Listed records section start
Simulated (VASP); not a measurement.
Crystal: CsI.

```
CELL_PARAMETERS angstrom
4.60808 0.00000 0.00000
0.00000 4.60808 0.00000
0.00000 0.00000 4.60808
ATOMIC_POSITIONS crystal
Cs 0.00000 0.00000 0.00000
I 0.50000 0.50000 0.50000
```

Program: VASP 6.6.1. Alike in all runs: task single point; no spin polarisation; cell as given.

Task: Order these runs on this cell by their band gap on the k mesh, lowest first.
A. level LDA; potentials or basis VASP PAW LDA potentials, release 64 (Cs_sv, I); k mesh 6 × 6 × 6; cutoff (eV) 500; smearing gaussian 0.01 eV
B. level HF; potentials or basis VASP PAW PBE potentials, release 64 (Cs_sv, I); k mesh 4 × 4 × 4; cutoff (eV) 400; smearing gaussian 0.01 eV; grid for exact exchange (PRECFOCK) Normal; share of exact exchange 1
Listed records section end

Action item: Retype every line of the listing above exactly as given.

Written answer:
Simulated (VASP); not a measurement.
Crystal: CsI.

```
CELL_PARAMETERS angstrom
4.60808 0.00000 0.00000
0.00000 4.60808 0.00000
0.00000 0.00000 4.60808
ATOMIC_POSITIONS crystal
Cs 0.00000 0.00000 0.00000
I 0.50000 0.50000 0.50000
```

Program: VASP 6.6.1. Alike in all runs: task single point; no spin polarisation; cell as given.

Task: Order these runs on this cell by their band gap on the k mesh, lowest first.
A. level LDA; potentials or basis VASP PAW LDA potentials, release 64 (Cs_sv, I); k mesh 6 × 6 × 6; cutoff (eV) 500; smearing gaussian 0.01 eV
B. level HF; potentials or basis VASP PAW PBE potentials, release 64 (Cs_sv, I); k mesh 4 × 4 × 4; cutoff (eV) 400; smearing gaussian 0.01 eV; grid for exact exchange (PRECFOCK) Normal; share of exact exchange 1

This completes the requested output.